== Requirement ==
In exact form, set down only those lines of the material that run from its first line to the line with "Aim: the phonons of AlN with LDA.", inclusive.

== Dataset records ==
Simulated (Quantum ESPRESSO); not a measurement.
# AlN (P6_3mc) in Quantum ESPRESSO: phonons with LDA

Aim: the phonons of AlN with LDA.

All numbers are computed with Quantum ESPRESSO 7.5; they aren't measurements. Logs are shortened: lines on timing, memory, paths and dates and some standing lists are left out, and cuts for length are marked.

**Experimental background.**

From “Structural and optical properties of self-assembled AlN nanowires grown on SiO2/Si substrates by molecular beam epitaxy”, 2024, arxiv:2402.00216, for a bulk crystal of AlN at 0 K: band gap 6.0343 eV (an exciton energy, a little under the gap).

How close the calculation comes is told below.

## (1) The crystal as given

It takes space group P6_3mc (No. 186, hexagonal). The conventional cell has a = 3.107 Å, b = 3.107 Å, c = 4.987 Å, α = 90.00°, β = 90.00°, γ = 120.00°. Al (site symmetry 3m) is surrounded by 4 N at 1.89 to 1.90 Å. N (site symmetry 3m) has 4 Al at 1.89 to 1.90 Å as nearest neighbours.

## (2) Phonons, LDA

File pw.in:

== Task answer ==
Simulated (Quantum ESPRESSO); not a measurement.
# AlN (P6_3mc) in Quantum ESPRESSO: phonons with LDA

Aim: the phonons of AlN with LDA.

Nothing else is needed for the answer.